▶ [Activity]: Beginning with the first line of the data below, reproduce every line unchanged, ending with the line that holds "A: 0.0 GPa.".

━━━━

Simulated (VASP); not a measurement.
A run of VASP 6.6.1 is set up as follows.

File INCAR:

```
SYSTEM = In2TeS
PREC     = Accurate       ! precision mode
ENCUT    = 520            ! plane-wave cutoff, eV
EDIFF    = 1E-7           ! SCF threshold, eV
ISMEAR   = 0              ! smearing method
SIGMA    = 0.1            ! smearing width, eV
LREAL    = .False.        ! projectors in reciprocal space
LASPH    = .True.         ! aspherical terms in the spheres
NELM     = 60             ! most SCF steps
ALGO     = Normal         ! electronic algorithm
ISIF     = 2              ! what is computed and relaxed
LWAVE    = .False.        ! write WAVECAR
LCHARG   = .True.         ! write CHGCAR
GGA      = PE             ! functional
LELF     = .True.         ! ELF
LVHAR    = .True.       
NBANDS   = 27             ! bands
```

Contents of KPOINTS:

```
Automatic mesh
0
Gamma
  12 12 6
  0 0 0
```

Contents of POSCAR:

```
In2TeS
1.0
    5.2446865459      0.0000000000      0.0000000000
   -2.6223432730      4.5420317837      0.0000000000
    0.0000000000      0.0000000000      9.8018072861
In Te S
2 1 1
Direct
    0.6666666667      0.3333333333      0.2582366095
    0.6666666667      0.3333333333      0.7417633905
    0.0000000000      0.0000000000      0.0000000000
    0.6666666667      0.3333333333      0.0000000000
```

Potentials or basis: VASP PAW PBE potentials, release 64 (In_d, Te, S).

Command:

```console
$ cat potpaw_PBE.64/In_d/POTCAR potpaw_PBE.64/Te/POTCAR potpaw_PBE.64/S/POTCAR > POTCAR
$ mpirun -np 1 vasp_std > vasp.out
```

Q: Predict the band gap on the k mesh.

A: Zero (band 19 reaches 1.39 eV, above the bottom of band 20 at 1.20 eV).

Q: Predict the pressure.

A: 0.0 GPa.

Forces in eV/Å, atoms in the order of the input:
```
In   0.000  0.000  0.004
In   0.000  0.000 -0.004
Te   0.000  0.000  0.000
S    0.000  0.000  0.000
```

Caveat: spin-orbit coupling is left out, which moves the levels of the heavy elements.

━━━━

▶ [Solution]:
Simulated (VASP); not a measurement.
A run of VASP 6.6.1 is set up as follows.

File INCAR:

```
SYSTEM = In2TeS
PREC     = Accurate       ! precision mode
ENCUT    = 520            ! plane-wave cutoff, eV
EDIFF    = 1E-7           ! SCF threshold, eV
ISMEAR   = 0              ! smearing method
SIGMA    = 0.1            ! smearing width, eV
LREAL    = .False.        ! projectors in reciprocal space
LASPH    = .True.         ! aspherical terms in the spheres
NELM     = 60             ! most SCF steps
ALGO     = Normal         ! electronic algorithm
ISIF     = 2              ! what is computed and relaxed
LWAVE    = .False.        ! write WAVECAR
LCHARG   = .True.         ! write CHGCAR
GGA      = PE             ! functional
LELF     = .True.         ! ELF
LVHAR    = .True.       
NBANDS   = 27             ! bands
```

Contents of KPOINTS:

```
Automatic mesh
0
Gamma
  12 12 6
  0 0 0
```

Contents of POSCAR:

```
In2TeS
1.0
    5.2446865459      0.0000000000      0.0000000000
   -2.6223432730      4.5420317837      0.0000000000
    0.0000000000      0.0000000000      9.8018072861
In Te S
2 1 1
Direct
    0.6666666667      0.3333333333      0.2582366095
    0.6666666667      0.3333333333      0.7417633905
    0.0000000000      0.0000000000      0.0000000000
    0.6666666667      0.3333333333      0.0000000000
```

Potentials or basis: VASP PAW PBE potentials, release 64 (In_d, Te, S).

Command:

```console
$ cat potpaw_PBE.64/In_d/POTCAR potpaw_PBE.64/Te/POTCAR potpaw_PBE.64/S/POTCAR > POTCAR
$ mpirun -np 1 vasp_std > vasp.out
```

Q: Predict the band gap on the k mesh.

A: Zero (band 19 reaches 1.39 eV, above the bottom of band 20 at 1.20 eV).

Q: Predict the pressure.

A: 0.0 GPa.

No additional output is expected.